__Supplied records__.
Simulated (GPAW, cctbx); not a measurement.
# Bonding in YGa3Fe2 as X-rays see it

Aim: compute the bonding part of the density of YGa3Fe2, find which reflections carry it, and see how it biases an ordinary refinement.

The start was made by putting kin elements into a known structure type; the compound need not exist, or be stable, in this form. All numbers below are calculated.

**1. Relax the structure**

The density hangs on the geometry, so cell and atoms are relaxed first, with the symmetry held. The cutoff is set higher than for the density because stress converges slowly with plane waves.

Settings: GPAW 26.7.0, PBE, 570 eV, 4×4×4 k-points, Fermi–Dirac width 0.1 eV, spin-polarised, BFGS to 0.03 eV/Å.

__Work item__. Every single entry above has to be copied exactly.

__Response box__.
Simulated (GPAW, cctbx); not a measurement.
# Bonding in YGa3Fe2 as X-rays see it

Aim: compute the bonding part of the density of YGa3Fe2, find which reflections carry it, and see how it biases an ordinary refinement.

The start was made by putting kin elements into a known structure type; the compound need not exist, or be stable, in this form. All numbers below are calculated.

**1. Relax the structure**

The density hangs on the geometry, so cell and atoms are relaxed first, with the symmetry held. The cutoff is set higher than for the density because stress converges slowly with plane waves.

Settings: GPAW 26.7.0, PBE, 570 eV, 4×4×4 k-points, Fermi–Dirac width 0.1 eV, spin-polarised, BFGS to 0.03 eV/Å.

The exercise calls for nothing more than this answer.